:::::

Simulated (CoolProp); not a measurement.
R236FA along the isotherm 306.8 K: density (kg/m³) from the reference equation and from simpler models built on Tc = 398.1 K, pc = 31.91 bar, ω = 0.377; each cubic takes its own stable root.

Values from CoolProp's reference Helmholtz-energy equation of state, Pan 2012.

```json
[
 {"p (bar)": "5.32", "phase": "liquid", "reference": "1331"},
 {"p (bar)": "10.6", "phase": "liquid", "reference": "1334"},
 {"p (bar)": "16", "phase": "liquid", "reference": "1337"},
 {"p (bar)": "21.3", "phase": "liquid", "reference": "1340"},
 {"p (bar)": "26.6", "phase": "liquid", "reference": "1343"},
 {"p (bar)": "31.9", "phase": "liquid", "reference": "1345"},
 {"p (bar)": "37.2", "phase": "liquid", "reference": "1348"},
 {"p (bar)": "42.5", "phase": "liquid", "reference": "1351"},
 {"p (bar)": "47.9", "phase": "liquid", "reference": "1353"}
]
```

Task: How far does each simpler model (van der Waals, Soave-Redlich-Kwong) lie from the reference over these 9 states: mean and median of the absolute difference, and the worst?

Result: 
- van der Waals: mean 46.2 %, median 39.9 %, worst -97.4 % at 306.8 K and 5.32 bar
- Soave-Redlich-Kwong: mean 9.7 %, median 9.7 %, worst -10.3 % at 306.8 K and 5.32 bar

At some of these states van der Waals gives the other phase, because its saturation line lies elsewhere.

:::::

## Work request
Nothing but an exact copy of the lines from the start of the entries through the line containing "R236FA along the" belongs in the response.

## Expected answer
Simulated (CoolProp); not a measurement.
R236FA along the isotherm 306.8 K: density (kg/m³) from the reference equation and from simpler models built on Tc = 398.1 K, pc = 31.91 bar, ω = 0.377; each cubic takes its own stable root.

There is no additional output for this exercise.